**DATA FOR REVIEW**
:::::

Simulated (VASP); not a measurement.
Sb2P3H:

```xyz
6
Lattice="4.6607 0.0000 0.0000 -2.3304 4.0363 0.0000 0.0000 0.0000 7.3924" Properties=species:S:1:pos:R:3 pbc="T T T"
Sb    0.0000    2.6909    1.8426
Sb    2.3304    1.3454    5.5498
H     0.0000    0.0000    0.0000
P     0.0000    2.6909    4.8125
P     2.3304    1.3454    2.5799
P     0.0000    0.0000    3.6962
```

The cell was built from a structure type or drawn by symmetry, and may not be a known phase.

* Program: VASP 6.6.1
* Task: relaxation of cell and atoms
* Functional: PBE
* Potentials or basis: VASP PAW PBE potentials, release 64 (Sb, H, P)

:::::

**TASK ITEM**
An exact copy of every record is required.

**RESPONSE BOX**
Simulated (VASP); not a measurement.
Sb2P3H:

```xyz
6
Lattice="4.6607 0.0000 0.0000 -2.3304 4.0363 0.0000 0.0000 0.0000 7.3924" Properties=species:S:1:pos:R:3 pbc="T T T"
Sb    0.0000    2.6909    1.8426
Sb    2.3304    1.3454    5.5498
H     0.0000    0.0000    0.0000
P     0.0000    2.6909    4.8125
P     2.3304    1.3454    2.5799
P     0.0000    0.0000    3.6962
```

The cell was built from a structure type or drawn by symmetry, and may not be a known phase.

* Program: VASP 6.6.1
* Task: relaxation of cell and atoms
* Functional: PBE
* Potentials or basis: VASP PAW PBE potentials, release 64 (Sb, H, P)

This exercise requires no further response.